------------
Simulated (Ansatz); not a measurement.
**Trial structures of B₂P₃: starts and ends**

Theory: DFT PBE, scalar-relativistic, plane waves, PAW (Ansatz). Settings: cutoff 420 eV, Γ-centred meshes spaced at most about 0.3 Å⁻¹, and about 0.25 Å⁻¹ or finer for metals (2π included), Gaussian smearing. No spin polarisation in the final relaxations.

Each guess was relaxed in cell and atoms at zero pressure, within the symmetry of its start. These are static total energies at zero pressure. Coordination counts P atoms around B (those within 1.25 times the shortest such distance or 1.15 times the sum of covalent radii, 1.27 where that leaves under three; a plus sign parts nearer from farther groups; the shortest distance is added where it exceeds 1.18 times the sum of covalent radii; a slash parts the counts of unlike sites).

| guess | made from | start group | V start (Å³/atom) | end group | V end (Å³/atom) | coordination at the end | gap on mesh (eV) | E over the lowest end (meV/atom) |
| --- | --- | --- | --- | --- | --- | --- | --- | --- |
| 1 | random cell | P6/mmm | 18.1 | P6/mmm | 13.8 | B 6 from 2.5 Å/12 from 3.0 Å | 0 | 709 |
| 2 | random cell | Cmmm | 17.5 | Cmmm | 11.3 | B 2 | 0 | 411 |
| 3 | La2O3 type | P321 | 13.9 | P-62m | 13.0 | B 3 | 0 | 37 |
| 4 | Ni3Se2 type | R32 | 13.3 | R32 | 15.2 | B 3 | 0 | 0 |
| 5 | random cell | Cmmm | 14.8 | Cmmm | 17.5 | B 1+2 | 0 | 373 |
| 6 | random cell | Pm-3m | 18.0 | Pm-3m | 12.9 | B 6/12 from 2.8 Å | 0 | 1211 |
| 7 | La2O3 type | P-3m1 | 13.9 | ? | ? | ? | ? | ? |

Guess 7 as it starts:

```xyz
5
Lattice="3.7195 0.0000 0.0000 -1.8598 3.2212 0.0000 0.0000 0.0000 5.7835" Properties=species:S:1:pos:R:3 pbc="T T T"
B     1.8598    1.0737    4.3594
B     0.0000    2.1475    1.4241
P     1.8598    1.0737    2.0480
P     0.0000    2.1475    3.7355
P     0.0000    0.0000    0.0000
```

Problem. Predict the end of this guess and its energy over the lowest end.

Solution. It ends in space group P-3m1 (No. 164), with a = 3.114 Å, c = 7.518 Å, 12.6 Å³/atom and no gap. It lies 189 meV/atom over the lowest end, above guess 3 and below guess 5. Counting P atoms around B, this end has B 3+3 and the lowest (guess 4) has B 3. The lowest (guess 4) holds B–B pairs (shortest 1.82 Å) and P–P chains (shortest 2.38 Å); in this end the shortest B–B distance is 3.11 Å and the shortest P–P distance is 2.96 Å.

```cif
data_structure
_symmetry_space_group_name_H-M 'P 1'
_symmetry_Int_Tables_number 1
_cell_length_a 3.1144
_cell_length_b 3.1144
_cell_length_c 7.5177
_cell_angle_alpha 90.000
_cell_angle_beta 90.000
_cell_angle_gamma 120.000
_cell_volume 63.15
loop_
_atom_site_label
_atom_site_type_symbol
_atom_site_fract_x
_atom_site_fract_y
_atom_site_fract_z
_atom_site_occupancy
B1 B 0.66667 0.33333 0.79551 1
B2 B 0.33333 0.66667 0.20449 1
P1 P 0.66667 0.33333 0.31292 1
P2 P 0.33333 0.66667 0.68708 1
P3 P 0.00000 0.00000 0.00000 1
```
------------

Look back at the entries above and repeat, unchanged, every line from the line holding "Each guess was" through the line holding "Problem. Predict the".

Each guess was relaxed in cell and atoms at zero pressure, within the symmetry of its start. These are static total energies at zero pressure. Coordination counts P atoms around B (those within 1.25 times the shortest such distance or 1.15 times the sum of covalent radii, 1.27 where that leaves under three; a plus sign parts nearer from farther groups; the shortest distance is added where it exceeds 1.18 times the sum of covalent radii; a slash parts the counts of unlike sites).

| guess | made from | start group | V start (Å³/atom) | end group | V end (Å³/atom) | coordination at the end | gap on mesh (eV) | E over the lowest end (meV/atom) |
| --- | --- | --- | --- | --- | --- | --- | --- | --- |
| 1 | random cell | P6/mmm | 18.1 | P6/mmm | 13.8 | B 6 from 2.5 Å/12 from 3.0 Å | 0 | 709 |
| 2 | random cell | Cmmm | 17.5 | Cmmm | 11.3 | B 2 | 0 | 411 |
| 3 | La2O3 type | P321 | 13.9 | P-62m | 13.0 | B 3 | 0 | 37 |
| 4 | Ni3Se2 type | R32 | 13.3 | R32 | 15.2 | B 3 | 0 | 0 |
| 5 | random cell | Cmmm | 14.8 | Cmmm | 17.5 | B 1+2 | 0 | 373 |
| 6 | random cell | Pm-3m | 18.0 | Pm-3m | 12.9 | B 6/12 from 2.8 Å | 0 | 1211 |
| 7 | La2O3 type | P-3m1 | 13.9 | ? | ? | ? | ? | ? |

Guess 7 as it starts:

```xyz
5
Lattice="3.7195 0.0000 0.0000 -1.8598 3.2212 0.0000 0.0000 0.0000 5.7835" Properties=species:S:1:pos:R:3 pbc="T T T"
B     1.8598    1.0737    4.3594
B     0.0000    2.1475    1.4241
P     1.8598    1.0737    2.0480
P     0.0000    2.1475    3.7355
P     0.0000    0.0000    0.0000
```

Problem. Predict the end of this guess and its energy over the lowest end.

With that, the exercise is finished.